INFORMATION =
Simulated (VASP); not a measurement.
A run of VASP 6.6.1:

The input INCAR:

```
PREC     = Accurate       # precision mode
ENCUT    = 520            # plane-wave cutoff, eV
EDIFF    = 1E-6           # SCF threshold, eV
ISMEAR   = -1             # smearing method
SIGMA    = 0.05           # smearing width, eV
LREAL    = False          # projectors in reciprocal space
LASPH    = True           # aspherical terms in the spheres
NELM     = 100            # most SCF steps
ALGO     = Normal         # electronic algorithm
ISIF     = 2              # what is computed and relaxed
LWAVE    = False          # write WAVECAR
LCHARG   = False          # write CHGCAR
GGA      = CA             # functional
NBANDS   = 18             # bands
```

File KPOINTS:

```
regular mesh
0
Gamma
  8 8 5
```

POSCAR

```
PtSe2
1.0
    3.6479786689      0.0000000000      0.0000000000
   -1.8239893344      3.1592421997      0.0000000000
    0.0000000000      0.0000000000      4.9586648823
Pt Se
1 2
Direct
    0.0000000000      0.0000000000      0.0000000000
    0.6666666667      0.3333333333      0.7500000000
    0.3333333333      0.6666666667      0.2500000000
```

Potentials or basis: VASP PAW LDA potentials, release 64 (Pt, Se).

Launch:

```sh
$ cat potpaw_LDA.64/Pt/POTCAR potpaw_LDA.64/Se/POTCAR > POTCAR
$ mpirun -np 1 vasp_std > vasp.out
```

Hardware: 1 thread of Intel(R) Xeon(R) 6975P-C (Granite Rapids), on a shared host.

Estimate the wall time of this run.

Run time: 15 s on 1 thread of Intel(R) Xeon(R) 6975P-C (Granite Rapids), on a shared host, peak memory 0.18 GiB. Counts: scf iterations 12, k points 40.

WORK REQUEST = What do the lines of the material read, from the first through the line with "Estimate the wall time of this run."? Transcribe them exactly and stop there.

TASK ANSWER =
Simulated (VASP); not a measurement.
A run of VASP 6.6.1:

The input INCAR:

```
PREC     = Accurate       # precision mode
ENCUT    = 520            # plane-wave cutoff, eV
EDIFF    = 1E-6           # SCF threshold, eV
ISMEAR   = -1             # smearing method
SIGMA    = 0.05           # smearing width, eV
LREAL    = False          # projectors in reciprocal space
LASPH    = True           # aspherical terms in the spheres
NELM     = 100            # most SCF steps
ALGO     = Normal         # electronic algorithm
ISIF     = 2              # what is computed and relaxed
LWAVE    = False          # write WAVECAR
LCHARG   = False          # write CHGCAR
GGA      = CA             # functional
NBANDS   = 18             # bands
```

File KPOINTS:

```
regular mesh
0
Gamma
  8 8 5
```

POSCAR

```
PtSe2
1.0
    3.6479786689      0.0000000000      0.0000000000
   -1.8239893344      3.1592421997      0.0000000000
    0.0000000000      0.0000000000      4.9586648823
Pt Se
1 2
Direct
    0.0000000000      0.0000000000      0.0000000000
    0.6666666667      0.3333333333      0.7500000000
    0.3333333333      0.6666666667      0.2500000000
```

Potentials or basis: VASP PAW LDA potentials, release 64 (Pt, Se).

Launch:

```sh
$ cat potpaw_LDA.64/Pt/POTCAR potpaw_LDA.64/Se/POTCAR > POTCAR
$ mpirun -np 1 vasp_std > vasp.out
```

Hardware: 1 thread of Intel(R) Xeon(R) 6975P-C (Granite Rapids), on a shared host.

Estimate the wall time of this run.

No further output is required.